## Records provided
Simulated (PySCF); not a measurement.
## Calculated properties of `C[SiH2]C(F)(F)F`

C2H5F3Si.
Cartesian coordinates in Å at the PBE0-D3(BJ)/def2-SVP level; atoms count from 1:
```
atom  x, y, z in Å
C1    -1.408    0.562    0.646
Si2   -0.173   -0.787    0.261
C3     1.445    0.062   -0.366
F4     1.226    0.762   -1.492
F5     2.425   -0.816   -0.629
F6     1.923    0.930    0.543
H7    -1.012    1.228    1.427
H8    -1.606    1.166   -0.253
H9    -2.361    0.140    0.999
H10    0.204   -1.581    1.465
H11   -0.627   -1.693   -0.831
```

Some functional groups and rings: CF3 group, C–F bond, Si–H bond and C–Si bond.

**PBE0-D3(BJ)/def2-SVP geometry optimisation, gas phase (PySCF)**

## Exercise
Reproduce the data in its entirety. Keep every character unchanged.

## Solution
Simulated (PySCF); not a measurement.
## Calculated properties of `C[SiH2]C(F)(F)F`

C2H5F3Si.
Cartesian coordinates in Å at the PBE0-D3(BJ)/def2-SVP level; atoms count from 1:
```
atom  x, y, z in Å
C1    -1.408    0.562    0.646
Si2   -0.173   -0.787    0.261
C3     1.445    0.062   -0.366
F4     1.226    0.762   -1.492
F5     2.425   -0.816   -0.629
F6     1.923    0.930    0.543
H7    -1.012    1.228    1.427
H8    -1.606    1.166   -0.253
H9    -2.361    0.140    0.999
H10    0.204   -1.581    1.465
H11   -0.627   -1.693   -0.831
```

Some functional groups and rings: CF3 group, C–F bond, Si–H bond and C–Si bond.

**PBE0-D3(BJ)/def2-SVP geometry optimisation, gas phase (PySCF)**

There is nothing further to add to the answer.